» **DATA SUPPLIED**

'''

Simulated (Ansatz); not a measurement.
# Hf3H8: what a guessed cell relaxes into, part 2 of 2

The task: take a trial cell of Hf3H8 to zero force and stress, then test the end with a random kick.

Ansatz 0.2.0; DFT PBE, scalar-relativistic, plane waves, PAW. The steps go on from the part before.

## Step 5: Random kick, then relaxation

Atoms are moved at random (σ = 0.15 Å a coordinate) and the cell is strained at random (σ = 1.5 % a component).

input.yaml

'''

» **BRIEF**
Reproduce the whole of the material exactly as shown.

» **PROBLEM SOLUTION**
Simulated (Ansatz); not a measurement.
# Hf3H8: what a guessed cell relaxes into, part 2 of 2

The task: take a trial cell of Hf3H8 to zero force and stress, then test the end with a random kick.

Ansatz 0.2.0; DFT PBE, scalar-relativistic, plane waves, PAW. The steps go on from the part before.

## Step 5: Random kick, then relaxation

Atoms are moved at random (σ = 0.15 Å a coordinate) and the cell is strained at random (σ = 1.5 % a component).

input.yaml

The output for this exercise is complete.